»»
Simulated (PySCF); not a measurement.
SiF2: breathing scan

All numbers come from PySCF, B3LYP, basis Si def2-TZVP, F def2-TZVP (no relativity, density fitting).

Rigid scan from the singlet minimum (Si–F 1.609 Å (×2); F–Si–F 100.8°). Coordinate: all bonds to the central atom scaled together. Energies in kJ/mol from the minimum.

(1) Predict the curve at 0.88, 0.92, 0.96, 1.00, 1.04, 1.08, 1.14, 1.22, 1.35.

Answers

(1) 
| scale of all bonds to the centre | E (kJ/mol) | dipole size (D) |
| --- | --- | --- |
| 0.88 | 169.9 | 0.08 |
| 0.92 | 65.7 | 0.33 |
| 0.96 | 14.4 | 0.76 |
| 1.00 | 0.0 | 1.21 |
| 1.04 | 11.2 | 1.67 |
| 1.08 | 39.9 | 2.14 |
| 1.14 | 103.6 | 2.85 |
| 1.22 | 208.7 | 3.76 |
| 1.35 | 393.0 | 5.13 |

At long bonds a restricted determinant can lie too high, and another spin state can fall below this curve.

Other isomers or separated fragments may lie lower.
««

» WORK TASK
The line containing "Rigid scan from" marks the end. Please print exactly every line from the top of the data to it, both included, and nothing more.

» PROBLEM SOLUTION
Simulated (PySCF); not a measurement.
SiF2: breathing scan

All numbers come from PySCF, B3LYP, basis Si def2-TZVP, F def2-TZVP (no relativity, density fitting).

Rigid scan from the singlet minimum (Si–F 1.609 Å (×2); F–Si–F 100.8°). Coordinate: all bonds to the central atom scaled together. Energies in kJ/mol from the minimum.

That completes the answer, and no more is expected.